+++

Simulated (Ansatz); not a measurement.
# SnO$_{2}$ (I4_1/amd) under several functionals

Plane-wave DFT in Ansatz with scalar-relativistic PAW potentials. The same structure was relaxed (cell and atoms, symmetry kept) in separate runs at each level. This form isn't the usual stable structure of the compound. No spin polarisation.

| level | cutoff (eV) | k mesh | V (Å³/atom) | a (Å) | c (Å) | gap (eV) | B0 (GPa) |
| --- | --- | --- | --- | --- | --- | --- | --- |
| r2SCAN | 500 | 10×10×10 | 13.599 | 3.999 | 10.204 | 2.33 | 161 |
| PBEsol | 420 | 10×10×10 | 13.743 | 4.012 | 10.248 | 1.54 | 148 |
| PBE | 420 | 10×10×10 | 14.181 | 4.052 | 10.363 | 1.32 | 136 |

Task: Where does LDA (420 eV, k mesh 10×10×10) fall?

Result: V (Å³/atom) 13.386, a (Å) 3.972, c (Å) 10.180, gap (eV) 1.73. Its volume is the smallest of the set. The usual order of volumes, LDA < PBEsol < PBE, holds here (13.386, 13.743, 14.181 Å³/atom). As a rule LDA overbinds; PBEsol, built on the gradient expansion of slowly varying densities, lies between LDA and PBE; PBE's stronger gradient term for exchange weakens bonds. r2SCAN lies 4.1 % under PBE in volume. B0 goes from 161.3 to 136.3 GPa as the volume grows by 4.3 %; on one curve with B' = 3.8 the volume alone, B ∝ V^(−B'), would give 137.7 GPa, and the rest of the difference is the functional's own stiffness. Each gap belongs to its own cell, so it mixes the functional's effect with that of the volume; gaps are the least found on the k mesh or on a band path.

+++

**WORK TASK**
Transcribe only the lines from the beginning of the entries to the line with "2.33 | 161 |", inclusive, exactly as written.

**SOLUTION**
Simulated (Ansatz); not a measurement.
# SnO$_{2}$ (I4_1/amd) under several functionals

Plane-wave DFT in Ansatz with scalar-relativistic PAW potentials. The same structure was relaxed (cell and atoms, symmetry kept) in separate runs at each level. This form isn't the usual stable structure of the compound. No spin polarisation.

| level | cutoff (eV) | k mesh | V (Å³/atom) | a (Å) | c (Å) | gap (eV) | B0 (GPa) |
| --- | --- | --- | --- | --- | --- | --- | --- |
| r2SCAN | 500 | 10×10×10 | 13.599 | 3.999 | 10.204 | 2.33 | 161 |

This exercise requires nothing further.